--- --- ---
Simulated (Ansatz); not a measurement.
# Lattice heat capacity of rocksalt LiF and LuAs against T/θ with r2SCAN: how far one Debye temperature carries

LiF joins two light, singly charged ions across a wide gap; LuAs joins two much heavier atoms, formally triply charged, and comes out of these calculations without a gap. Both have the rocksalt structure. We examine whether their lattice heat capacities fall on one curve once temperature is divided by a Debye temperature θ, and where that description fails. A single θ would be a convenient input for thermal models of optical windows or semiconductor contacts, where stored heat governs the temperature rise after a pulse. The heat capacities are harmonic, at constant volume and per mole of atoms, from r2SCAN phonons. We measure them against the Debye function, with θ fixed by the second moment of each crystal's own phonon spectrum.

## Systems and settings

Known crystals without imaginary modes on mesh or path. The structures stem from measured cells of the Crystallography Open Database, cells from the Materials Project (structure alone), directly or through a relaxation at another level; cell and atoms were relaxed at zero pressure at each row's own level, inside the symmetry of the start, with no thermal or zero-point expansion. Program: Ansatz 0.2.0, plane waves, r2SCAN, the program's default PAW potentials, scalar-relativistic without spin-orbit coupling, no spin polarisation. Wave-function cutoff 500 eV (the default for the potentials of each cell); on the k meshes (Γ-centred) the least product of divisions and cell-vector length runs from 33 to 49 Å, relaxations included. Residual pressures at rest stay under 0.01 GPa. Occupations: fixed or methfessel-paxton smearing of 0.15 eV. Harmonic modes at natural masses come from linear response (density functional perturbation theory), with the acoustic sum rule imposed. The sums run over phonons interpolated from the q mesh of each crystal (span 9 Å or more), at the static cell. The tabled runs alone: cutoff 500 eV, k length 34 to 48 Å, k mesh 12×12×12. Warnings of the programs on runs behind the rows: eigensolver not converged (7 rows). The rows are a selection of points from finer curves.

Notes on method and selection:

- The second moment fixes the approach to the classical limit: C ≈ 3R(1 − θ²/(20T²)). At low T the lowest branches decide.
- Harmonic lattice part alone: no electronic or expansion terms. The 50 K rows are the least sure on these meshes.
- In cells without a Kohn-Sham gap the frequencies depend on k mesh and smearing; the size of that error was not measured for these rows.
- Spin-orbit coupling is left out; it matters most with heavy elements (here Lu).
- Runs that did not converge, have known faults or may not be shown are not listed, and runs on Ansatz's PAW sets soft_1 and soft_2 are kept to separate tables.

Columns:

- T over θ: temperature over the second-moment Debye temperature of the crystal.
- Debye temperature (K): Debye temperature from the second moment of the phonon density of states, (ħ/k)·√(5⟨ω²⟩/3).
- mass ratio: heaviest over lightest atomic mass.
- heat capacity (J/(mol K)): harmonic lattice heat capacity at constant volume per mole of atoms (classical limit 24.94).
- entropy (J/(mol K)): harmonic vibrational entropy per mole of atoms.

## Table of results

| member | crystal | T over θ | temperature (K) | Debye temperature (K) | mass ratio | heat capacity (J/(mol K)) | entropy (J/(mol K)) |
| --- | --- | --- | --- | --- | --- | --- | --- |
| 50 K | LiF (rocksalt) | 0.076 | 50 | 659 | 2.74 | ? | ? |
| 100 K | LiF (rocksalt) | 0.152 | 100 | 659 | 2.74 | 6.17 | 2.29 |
--- --- ---

◆ **Work instruction**
Give back precisely the lines above that start at the line containing "## Table of results" and end at the line containing "659 | 2.74 | ? | ? |", inclusive. No other lines belong in the output.

◆ **Response**
## Table of results

| member | crystal | T over θ | temperature (K) | Debye temperature (K) | mass ratio | heat capacity (J/(mol K)) | entropy (J/(mol K)) |
| --- | --- | --- | --- | --- | --- | --- | --- |
| 50 K | LiF (rocksalt) | 0.076 | 50 | 659 | 2.74 | ? | ? |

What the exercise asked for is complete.